▶ _LISTED ENTRIES_:
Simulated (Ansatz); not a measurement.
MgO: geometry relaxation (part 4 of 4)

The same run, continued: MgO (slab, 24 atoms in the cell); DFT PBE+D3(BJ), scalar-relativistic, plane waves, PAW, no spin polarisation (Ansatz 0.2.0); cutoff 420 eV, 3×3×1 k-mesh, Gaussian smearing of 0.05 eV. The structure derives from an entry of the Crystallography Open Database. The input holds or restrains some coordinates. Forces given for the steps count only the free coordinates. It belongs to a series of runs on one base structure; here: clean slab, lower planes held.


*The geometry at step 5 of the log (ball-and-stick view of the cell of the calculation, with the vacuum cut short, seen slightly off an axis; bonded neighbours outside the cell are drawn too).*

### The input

▶ _ACTION ITEM_: Reproduce each record exactly as written above.

▶ _TASK ANSWER_:
Simulated (Ansatz); not a measurement.
MgO: geometry relaxation (part 4 of 4)

The same run, continued: MgO (slab, 24 atoms in the cell); DFT PBE+D3(BJ), scalar-relativistic, plane waves, PAW, no spin polarisation (Ansatz 0.2.0); cutoff 420 eV, 3×3×1 k-mesh, Gaussian smearing of 0.05 eV. The structure derives from an entry of the Crystallography Open Database. The input holds or restrains some coordinates. Forces given for the steps count only the free coordinates. It belongs to a series of runs on one base structure; here: clean slab, lower planes held.


*The geometry at step 5 of the log (ball-and-stick view of the cell of the calculation, with the vacuum cut short, seen slightly off an axis; bonded neighbours outside the cell are drawn too).*

### The input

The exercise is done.